*** ENTRIES SHOWN ***

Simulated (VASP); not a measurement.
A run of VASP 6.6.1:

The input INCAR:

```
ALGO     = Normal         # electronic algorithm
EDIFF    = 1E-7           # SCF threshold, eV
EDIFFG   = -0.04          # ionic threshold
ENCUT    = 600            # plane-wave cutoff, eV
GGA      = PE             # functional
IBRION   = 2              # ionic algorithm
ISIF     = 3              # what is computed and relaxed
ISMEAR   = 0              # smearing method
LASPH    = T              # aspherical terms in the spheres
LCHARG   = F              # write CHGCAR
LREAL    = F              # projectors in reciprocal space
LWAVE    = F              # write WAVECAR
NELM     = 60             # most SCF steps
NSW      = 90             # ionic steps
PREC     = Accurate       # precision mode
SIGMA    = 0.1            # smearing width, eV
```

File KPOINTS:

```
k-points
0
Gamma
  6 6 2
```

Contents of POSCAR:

*** End of ENTRIES SHOWN ***

ASSIGNED TASK: From the first line to the last, set down every record exactly as written above.

ANSWER SECTION:
Simulated (VASP); not a measurement.
A run of VASP 6.6.1:

The input INCAR:

```
ALGO     = Normal         # electronic algorithm
EDIFF    = 1E-7           # SCF threshold, eV
EDIFFG   = -0.04          # ionic threshold
ENCUT    = 600            # plane-wave cutoff, eV
GGA      = PE             # functional
IBRION   = 2              # ionic algorithm
ISIF     = 3              # what is computed and relaxed
ISMEAR   = 0              # smearing method
LASPH    = T              # aspherical terms in the spheres
LCHARG   = F              # write CHGCAR
LREAL    = F              # projectors in reciprocal space
LWAVE    = F              # write WAVECAR
NELM     = 60             # most SCF steps
NSW      = 90             # ionic steps
PREC     = Accurate       # precision mode
SIGMA    = 0.1            # smearing width, eV
```

File KPOINTS:

```
k-points
0
Gamma
  6 6 2
```

Contents of POSCAR:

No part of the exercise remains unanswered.